* ASSIGNED TASK
In exact form, please repeat the records from their opening line down to the line with "Measured: gap 5.90", including that line.

* DATA PROVIDED
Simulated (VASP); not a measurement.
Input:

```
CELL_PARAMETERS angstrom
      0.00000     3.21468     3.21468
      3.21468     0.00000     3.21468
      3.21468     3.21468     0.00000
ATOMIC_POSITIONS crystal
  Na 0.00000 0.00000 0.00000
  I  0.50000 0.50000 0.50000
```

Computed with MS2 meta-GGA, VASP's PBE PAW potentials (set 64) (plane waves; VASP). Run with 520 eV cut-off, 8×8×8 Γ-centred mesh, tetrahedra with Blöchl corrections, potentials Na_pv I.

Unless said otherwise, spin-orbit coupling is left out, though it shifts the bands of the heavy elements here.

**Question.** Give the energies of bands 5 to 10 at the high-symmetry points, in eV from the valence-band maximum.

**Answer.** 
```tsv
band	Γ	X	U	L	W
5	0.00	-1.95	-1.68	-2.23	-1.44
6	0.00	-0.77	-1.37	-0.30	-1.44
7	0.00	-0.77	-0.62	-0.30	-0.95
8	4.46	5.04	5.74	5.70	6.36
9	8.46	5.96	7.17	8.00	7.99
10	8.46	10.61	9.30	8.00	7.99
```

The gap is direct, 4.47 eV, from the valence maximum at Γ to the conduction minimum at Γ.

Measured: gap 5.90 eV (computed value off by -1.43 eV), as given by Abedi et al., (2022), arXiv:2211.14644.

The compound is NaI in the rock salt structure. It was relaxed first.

* ANSWER SPACE
Simulated (VASP); not a measurement.
Input:

```
CELL_PARAMETERS angstrom
      0.00000     3.21468     3.21468
      3.21468     0.00000     3.21468
      3.21468     3.21468     0.00000
ATOMIC_POSITIONS crystal
  Na 0.00000 0.00000 0.00000
  I  0.50000 0.50000 0.50000
```

Computed with MS2 meta-GGA, VASP's PBE PAW potentials (set 64) (plane waves; VASP). Run with 520 eV cut-off, 8×8×8 Γ-centred mesh, tetrahedra with Blöchl corrections, potentials Na_pv I.

Unless said otherwise, spin-orbit coupling is left out, though it shifts the bands of the heavy elements here.

**Question.** Give the energies of bands 5 to 10 at the high-symmetry points, in eV from the valence-band maximum.

**Answer.** 
```tsv
band	Γ	X	U	L	W
5	0.00	-1.95	-1.68	-2.23	-1.44
6	0.00	-0.77	-1.37	-0.30	-1.44
7	0.00	-0.77	-0.62	-0.30	-0.95
8	4.46	5.04	5.74	5.70	6.36
9	8.46	5.96	7.17	8.00	7.99
10	8.46	10.61	9.30	8.00	7.99
```

The gap is direct, 4.47 eV, from the valence maximum at Γ to the conduction minimum at Γ.

Measured: gap 5.90 eV (computed value off by -1.43 eV), as given by Abedi et al., (2022), arXiv:2211.14644.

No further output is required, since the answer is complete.